______

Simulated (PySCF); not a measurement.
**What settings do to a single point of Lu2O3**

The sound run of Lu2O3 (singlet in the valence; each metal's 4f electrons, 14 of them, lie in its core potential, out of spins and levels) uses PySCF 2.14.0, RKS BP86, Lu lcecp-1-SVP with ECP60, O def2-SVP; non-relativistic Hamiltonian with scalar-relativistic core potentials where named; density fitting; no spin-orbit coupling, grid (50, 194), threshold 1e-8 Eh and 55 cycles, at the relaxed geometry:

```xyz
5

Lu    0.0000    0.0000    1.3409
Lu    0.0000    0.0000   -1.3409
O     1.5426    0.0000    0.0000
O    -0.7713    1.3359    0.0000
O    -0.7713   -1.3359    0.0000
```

______

**Assigned task**
Reproduce every entry above without a single alteration.

**Exercise answer**
Simulated (PySCF); not a measurement.
**What settings do to a single point of Lu2O3**

The sound run of Lu2O3 (singlet in the valence; each metal's 4f electrons, 14 of them, lie in its core potential, out of spins and levels) uses PySCF 2.14.0, RKS BP86, Lu lcecp-1-SVP with ECP60, O def2-SVP; non-relativistic Hamiltonian with scalar-relativistic core potentials where named; density fitting; no spin-orbit coupling, grid (50, 194), threshold 1e-8 Eh and 55 cycles, at the relaxed geometry:

```xyz
5

Lu    0.0000    0.0000    1.3409
Lu    0.0000    0.0000   -1.3409
O     1.5426    0.0000    0.0000
O    -0.7713    1.3359    0.0000
O    -0.7713   -1.3359    0.0000
```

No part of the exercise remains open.